=== Information given ===
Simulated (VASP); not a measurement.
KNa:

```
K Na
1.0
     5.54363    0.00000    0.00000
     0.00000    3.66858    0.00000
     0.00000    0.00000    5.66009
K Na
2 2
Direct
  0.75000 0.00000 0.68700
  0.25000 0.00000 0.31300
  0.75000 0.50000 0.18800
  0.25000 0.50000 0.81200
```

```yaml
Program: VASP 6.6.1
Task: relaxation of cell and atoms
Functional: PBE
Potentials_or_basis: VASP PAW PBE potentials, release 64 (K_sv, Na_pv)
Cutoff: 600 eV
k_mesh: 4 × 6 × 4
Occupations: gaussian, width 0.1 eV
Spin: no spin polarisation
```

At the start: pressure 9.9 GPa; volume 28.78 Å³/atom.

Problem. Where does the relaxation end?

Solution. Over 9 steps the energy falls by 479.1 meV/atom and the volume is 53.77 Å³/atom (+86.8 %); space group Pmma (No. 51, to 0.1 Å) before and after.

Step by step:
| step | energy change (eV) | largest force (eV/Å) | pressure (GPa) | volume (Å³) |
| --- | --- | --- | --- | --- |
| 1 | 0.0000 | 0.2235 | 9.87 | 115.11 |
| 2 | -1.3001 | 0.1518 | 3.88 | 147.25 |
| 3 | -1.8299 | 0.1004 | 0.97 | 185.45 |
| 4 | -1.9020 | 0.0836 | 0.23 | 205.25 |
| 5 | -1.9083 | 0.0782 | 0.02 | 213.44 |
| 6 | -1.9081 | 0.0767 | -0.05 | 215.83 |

=== Activity ===
Exactly as shown above, write out all the records.

=== Exercise response ===
Simulated (VASP); not a measurement.
KNa:

```
K Na
1.0
     5.54363    0.00000    0.00000
     0.00000    3.66858    0.00000
     0.00000    0.00000    5.66009
K Na
2 2
Direct
  0.75000 0.00000 0.68700
  0.25000 0.00000 0.31300
  0.75000 0.50000 0.18800
  0.25000 0.50000 0.81200
```

```yaml
Program: VASP 6.6.1
Task: relaxation of cell and atoms
Functional: PBE
Potentials_or_basis: VASP PAW PBE potentials, release 64 (K_sv, Na_pv)
Cutoff: 600 eV
k_mesh: 4 × 6 × 4
Occupations: gaussian, width 0.1 eV
Spin: no spin polarisation
```

At the start: pressure 9.9 GPa; volume 28.78 Å³/atom.

Problem. Where does the relaxation end?

Solution. Over 9 steps the energy falls by 479.1 meV/atom and the volume is 53.77 Å³/atom (+86.8 %); space group Pmma (No. 51, to 0.1 Å) before and after.

Step by step:
| step | energy change (eV) | largest force (eV/Å) | pressure (GPa) | volume (Å³) |
| --- | --- | --- | --- | --- |
| 1 | 0.0000 | 0.2235 | 9.87 | 115.11 |
| 2 | -1.3001 | 0.1518 | 3.88 | 147.25 |
| 3 | -1.8299 | 0.1004 | 0.97 | 185.45 |
| 4 | -1.9020 | 0.0836 | 0.23 | 205.25 |
| 5 | -1.9083 | 0.0782 | 0.02 | 213.44 |
| 6 | -1.9081 | 0.0767 | -0.05 | 215.83 |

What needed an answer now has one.